» Excerpted records:
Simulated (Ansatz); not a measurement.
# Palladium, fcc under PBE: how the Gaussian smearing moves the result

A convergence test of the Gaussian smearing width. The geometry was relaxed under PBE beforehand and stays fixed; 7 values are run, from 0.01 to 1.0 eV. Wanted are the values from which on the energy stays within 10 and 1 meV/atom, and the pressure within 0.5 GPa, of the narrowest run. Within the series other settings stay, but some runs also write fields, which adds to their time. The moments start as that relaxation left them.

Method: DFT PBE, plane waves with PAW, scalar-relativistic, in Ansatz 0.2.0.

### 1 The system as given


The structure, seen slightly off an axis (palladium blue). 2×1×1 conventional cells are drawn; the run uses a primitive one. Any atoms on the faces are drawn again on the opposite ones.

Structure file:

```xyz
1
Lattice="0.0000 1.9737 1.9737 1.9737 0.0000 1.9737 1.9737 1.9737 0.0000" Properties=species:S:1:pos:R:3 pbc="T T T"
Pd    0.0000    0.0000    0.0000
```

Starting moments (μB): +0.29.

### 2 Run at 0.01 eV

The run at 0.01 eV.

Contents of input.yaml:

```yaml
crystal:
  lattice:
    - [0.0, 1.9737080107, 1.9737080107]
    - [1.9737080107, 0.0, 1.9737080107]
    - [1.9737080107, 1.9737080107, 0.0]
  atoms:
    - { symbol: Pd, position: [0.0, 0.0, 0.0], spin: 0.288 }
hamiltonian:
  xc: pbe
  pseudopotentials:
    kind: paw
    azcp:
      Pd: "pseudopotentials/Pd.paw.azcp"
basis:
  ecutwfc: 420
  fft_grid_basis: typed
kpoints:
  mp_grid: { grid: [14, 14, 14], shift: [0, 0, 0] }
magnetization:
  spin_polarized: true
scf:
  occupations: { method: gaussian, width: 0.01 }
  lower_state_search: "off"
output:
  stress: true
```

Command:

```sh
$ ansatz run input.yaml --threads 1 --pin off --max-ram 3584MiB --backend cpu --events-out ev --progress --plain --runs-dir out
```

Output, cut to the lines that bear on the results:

» Task item:
Word for word, output the lines of the data from its first line through the line where "### 1 The system as given" appears, and stop there.

» Reply:
Simulated (Ansatz); not a measurement.
# Palladium, fcc under PBE: how the Gaussian smearing moves the result

A convergence test of the Gaussian smearing width. The geometry was relaxed under PBE beforehand and stays fixed; 7 values are run, from 0.01 to 1.0 eV. Wanted are the values from which on the energy stays within 10 and 1 meV/atom, and the pressure within 0.5 GPa, of the narrowest run. Within the series other settings stay, but some runs also write fields, which adds to their time. The moments start as that relaxation left them.

Method: DFT PBE, plane waves with PAW, scalar-relativistic, in Ansatz 0.2.0.

### 1 The system as given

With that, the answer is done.